###

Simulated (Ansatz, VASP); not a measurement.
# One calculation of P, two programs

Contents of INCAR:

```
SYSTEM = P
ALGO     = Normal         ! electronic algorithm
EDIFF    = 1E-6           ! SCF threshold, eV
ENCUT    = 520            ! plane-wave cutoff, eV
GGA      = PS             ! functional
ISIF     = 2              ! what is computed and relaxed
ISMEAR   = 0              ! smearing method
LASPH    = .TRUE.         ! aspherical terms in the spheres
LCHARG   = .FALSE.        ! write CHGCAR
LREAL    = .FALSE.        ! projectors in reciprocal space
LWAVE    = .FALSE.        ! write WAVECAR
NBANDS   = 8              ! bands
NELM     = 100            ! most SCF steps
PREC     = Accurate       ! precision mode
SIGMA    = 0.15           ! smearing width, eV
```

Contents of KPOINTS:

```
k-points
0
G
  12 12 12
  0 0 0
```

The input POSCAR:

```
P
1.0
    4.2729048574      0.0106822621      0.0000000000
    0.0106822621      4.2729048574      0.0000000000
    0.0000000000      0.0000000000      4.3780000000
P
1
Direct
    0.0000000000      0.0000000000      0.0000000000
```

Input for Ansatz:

###

WORK INSTRUCTION >>
Every entry is to be restated word for word, with nothing dropped.

ANSWER BOX >>
Simulated (Ansatz, VASP); not a measurement.
# One calculation of P, two programs

Contents of INCAR:

```
SYSTEM = P
ALGO     = Normal         ! electronic algorithm
EDIFF    = 1E-6           ! SCF threshold, eV
ENCUT    = 520            ! plane-wave cutoff, eV
GGA      = PS             ! functional
ISIF     = 2              ! what is computed and relaxed
ISMEAR   = 0              ! smearing method
LASPH    = .TRUE.         ! aspherical terms in the spheres
LCHARG   = .FALSE.        ! write CHGCAR
LREAL    = .FALSE.        ! projectors in reciprocal space
LWAVE    = .FALSE.        ! write WAVECAR
NBANDS   = 8              ! bands
NELM     = 100            ! most SCF steps
PREC     = Accurate       ! precision mode
SIGMA    = 0.15           ! smearing width, eV
```

Contents of KPOINTS:

```
k-points
0
G
  12 12 12
  0 0 0
```

The input POSCAR:

```
P
1.0
    4.2729048574      0.0106822621      0.0000000000
    0.0106822621      4.2729048574      0.0000000000
    0.0000000000      0.0000000000      4.3780000000
P
1
Direct
    0.0000000000      0.0000000000      0.0000000000
```

Input for Ansatz:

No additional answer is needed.